## Work request
The line containing "proportion (Å): 2.569." marks the end; copy exactly all lines from the start of the material up to and including it.

[Supplied information — start]

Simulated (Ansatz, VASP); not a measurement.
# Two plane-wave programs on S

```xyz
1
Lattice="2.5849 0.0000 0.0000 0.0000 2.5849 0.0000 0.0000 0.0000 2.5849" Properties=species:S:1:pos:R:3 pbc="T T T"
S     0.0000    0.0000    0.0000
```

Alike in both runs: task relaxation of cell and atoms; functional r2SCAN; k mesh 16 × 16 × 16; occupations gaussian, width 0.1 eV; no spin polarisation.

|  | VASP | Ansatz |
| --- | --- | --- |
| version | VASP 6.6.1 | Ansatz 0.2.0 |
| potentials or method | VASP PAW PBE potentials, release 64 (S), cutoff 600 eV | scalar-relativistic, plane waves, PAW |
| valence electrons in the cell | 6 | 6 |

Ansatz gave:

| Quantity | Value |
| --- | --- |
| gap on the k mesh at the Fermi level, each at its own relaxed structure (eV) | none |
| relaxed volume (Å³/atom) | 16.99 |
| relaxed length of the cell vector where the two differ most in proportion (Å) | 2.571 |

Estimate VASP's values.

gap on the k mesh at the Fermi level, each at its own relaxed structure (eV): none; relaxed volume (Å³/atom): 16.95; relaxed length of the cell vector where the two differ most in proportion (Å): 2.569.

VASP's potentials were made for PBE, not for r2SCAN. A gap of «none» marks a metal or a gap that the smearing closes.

[Supplied information — finish]

## Reply
Simulated (Ansatz, VASP); not a measurement.
# Two plane-wave programs on S

```xyz
1
Lattice="2.5849 0.0000 0.0000 0.0000 2.5849 0.0000 0.0000 0.0000 2.5849" Properties=species:S:1:pos:R:3 pbc="T T T"
S     0.0000    0.0000    0.0000
```

Alike in both runs: task relaxation of cell and atoms; functional r2SCAN; k mesh 16 × 16 × 16; occupations gaussian, width 0.1 eV; no spin polarisation.

|  | VASP | Ansatz |
| --- | --- | --- |
| version | VASP 6.6.1 | Ansatz 0.2.0 |
| potentials or method | VASP PAW PBE potentials, release 64 (S), cutoff 600 eV | scalar-relativistic, plane waves, PAW |
| valence electrons in the cell | 6 | 6 |

Ansatz gave:

| Quantity | Value |
| --- | --- |
| gap on the k mesh at the Fermi level, each at its own relaxed structure (eV) | none |
| relaxed volume (Å³/atom) | 16.99 |
| relaxed length of the cell vector where the two differ most in proportion (Å) | 2.571 |

Estimate VASP's values.

gap on the k mesh at the Fermi level, each at its own relaxed structure (eV): none; relaxed volume (Å³/atom): 16.95; relaxed length of the cell vector where the two differ most in proportion (Å): 2.569.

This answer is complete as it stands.